| Provided data |
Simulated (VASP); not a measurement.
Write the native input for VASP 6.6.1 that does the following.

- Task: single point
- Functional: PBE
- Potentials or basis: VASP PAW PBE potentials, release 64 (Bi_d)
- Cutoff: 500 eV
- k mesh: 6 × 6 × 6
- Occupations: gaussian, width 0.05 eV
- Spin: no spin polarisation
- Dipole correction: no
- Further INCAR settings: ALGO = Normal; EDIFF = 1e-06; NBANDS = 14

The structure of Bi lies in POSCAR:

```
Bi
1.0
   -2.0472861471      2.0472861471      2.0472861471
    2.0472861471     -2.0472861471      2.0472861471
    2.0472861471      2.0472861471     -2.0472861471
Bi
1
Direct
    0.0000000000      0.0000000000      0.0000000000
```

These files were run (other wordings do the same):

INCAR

| Requirement |
Print exactly the lines above, between the one holding "- Functional: PBE" and the one holding "These files were", inclusive, and nothing besides.

| Your solution |
- Functional: PBE
- Potentials or basis: VASP PAW PBE potentials, release 64 (Bi_d)
- Cutoff: 500 eV
- k mesh: 6 × 6 × 6
- Occupations: gaussian, width 0.05 eV
- Spin: no spin polarisation
- Dipole correction: no
- Further INCAR settings: ALGO = Normal; EDIFF = 1e-06; NBANDS = 14

The structure of Bi lies in POSCAR:

```
Bi
1.0
   -2.0472861471      2.0472861471      2.0472861471
    2.0472861471     -2.0472861471      2.0472861471
    2.0472861471      2.0472861471     -2.0472861471
Bi
1
Direct
    0.0000000000      0.0000000000      0.0000000000
```

These files were run (other wordings do the same):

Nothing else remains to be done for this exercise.